Below are the records. Transcribe them exactly.

• _PROVIDED RECORDS_:
------------------------------

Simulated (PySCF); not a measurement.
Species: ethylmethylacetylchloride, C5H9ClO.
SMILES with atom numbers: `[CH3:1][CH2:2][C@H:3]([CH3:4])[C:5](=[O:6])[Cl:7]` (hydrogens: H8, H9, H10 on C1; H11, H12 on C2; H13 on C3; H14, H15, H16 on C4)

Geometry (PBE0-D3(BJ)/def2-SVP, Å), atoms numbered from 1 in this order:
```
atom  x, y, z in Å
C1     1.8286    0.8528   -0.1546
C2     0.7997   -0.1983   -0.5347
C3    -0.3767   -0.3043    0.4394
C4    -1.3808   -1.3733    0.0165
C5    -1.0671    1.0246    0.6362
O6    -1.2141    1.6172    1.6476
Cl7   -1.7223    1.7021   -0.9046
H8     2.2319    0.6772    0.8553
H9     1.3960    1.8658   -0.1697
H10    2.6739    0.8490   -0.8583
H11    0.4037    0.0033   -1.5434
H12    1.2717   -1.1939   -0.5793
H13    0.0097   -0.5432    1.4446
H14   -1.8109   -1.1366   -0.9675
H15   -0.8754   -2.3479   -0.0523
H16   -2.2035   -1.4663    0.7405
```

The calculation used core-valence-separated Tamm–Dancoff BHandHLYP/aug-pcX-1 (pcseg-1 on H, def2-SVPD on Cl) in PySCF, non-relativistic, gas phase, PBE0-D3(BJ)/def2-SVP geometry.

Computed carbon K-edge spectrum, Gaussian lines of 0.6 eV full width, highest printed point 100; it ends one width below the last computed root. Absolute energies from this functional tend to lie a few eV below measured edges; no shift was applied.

------------------------------

• _TASK OUTPUT_:
Simulated (PySCF); not a measurement.
Species: ethylmethylacetylchloride, C5H9ClO.
SMILES with atom numbers: `[CH3:1][CH2:2][C@H:3]([CH3:4])[C:5](=[O:6])[Cl:7]` (hydrogens: H8, H9, H10 on C1; H11, H12 on C2; H13 on C3; H14, H15, H16 on C4)

Geometry (PBE0-D3(BJ)/def2-SVP, Å), atoms numbered from 1 in this order:
```
atom  x, y, z in Å
C1     1.8286    0.8528   -0.1546
C2     0.7997   -0.1983   -0.5347
C3    -0.3767   -0.3043    0.4394
C4    -1.3808   -1.3733    0.0165
C5    -1.0671    1.0246    0.6362
O6    -1.2141    1.6172    1.6476
Cl7   -1.7223    1.7021   -0.9046
H8     2.2319    0.6772    0.8553
H9     1.3960    1.8658   -0.1697
H10    2.6739    0.8490   -0.8583
H11    0.4037    0.0033   -1.5434
H12    1.2717   -1.1939   -0.5793
H13    0.0097   -0.5432    1.4446
H14   -1.8109   -1.1366   -0.9675
H15   -0.8754   -2.3479   -0.0523
H16   -2.2035   -1.4663    0.7405
```

The calculation used core-valence-separated Tamm–Dancoff BHandHLYP/aug-pcX-1 (pcseg-1 on H, def2-SVPD on Cl) in PySCF, non-relativistic, gas phase, PBE0-D3(BJ)/def2-SVP geometry.

Computed carbon K-edge spectrum, Gaussian lines of 0.6 eV full width, highest printed point 100; it ends one width below the last computed root. Absolute energies from this functional tend to lie a few eV below measured edges; no shift was applied.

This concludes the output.